##### Provided information #####
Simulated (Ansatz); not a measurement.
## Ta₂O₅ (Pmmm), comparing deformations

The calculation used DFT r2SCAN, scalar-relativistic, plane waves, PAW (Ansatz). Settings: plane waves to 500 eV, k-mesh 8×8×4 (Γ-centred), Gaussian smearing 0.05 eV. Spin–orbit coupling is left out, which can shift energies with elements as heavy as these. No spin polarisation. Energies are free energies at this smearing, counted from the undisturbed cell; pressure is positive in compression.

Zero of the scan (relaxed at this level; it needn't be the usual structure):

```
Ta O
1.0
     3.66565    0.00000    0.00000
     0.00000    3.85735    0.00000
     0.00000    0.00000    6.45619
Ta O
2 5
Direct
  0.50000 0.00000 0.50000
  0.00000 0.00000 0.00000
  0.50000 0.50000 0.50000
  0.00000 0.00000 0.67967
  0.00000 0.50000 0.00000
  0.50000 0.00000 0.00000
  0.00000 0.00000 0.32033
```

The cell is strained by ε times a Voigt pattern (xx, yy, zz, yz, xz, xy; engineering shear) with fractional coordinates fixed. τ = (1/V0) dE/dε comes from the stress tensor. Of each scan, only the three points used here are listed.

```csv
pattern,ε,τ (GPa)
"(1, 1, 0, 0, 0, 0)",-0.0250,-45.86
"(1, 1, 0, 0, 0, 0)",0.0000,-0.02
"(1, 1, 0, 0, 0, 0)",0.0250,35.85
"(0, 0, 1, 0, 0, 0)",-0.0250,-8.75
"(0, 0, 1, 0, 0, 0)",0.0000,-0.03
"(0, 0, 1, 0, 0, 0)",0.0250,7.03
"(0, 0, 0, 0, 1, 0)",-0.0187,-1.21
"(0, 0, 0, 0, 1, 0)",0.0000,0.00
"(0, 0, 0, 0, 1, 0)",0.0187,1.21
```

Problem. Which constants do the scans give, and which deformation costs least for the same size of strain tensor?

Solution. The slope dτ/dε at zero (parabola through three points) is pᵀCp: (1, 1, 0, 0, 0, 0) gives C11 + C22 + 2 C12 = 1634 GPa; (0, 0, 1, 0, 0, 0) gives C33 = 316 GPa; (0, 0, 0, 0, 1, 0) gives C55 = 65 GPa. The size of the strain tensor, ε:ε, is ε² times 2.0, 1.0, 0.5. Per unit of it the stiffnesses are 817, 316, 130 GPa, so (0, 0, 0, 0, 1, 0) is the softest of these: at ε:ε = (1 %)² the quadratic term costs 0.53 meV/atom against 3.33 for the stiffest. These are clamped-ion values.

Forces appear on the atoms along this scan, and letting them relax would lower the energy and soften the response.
#####

** Required action **
Please give back the records exactly as written, beginning at the first line and including the line that holds "Problem. Which constants" as the last.

** Exercise answer **
Simulated (Ansatz); not a measurement.
## Ta₂O₅ (Pmmm), comparing deformations

The calculation used DFT r2SCAN, scalar-relativistic, plane waves, PAW (Ansatz). Settings: plane waves to 500 eV, k-mesh 8×8×4 (Γ-centred), Gaussian smearing 0.05 eV. Spin–orbit coupling is left out, which can shift energies with elements as heavy as these. No spin polarisation. Energies are free energies at this smearing, counted from the undisturbed cell; pressure is positive in compression.

Zero of the scan (relaxed at this level; it needn't be the usual structure):

```
Ta O
1.0
     3.66565    0.00000    0.00000
     0.00000    3.85735    0.00000
     0.00000    0.00000    6.45619
Ta O
2 5
Direct
  0.50000 0.00000 0.50000
  0.00000 0.00000 0.00000
  0.50000 0.50000 0.50000
  0.00000 0.00000 0.67967
  0.00000 0.50000 0.00000
  0.50000 0.00000 0.00000
  0.00000 0.00000 0.32033
```

The cell is strained by ε times a Voigt pattern (xx, yy, zz, yz, xz, xy; engineering shear) with fractional coordinates fixed. τ = (1/V0) dE/dε comes from the stress tensor. Of each scan, only the three points used here are listed.

```csv
pattern,ε,τ (GPa)
"(1, 1, 0, 0, 0, 0)",-0.0250,-45.86
"(1, 1, 0, 0, 0, 0)",0.0000,-0.02
"(1, 1, 0, 0, 0, 0)",0.0250,35.85
"(0, 0, 1, 0, 0, 0)",-0.0250,-8.75
"(0, 0, 1, 0, 0, 0)",0.0000,-0.03
"(0, 0, 1, 0, 0, 0)",0.0250,7.03
"(0, 0, 0, 0, 1, 0)",-0.0187,-1.21
"(0, 0, 0, 0, 1, 0)",0.0000,0.00
"(0, 0, 0, 0, 1, 0)",0.0187,1.21
```

Problem. Which constants do the scans give, and which deformation costs least for the same size of strain tensor?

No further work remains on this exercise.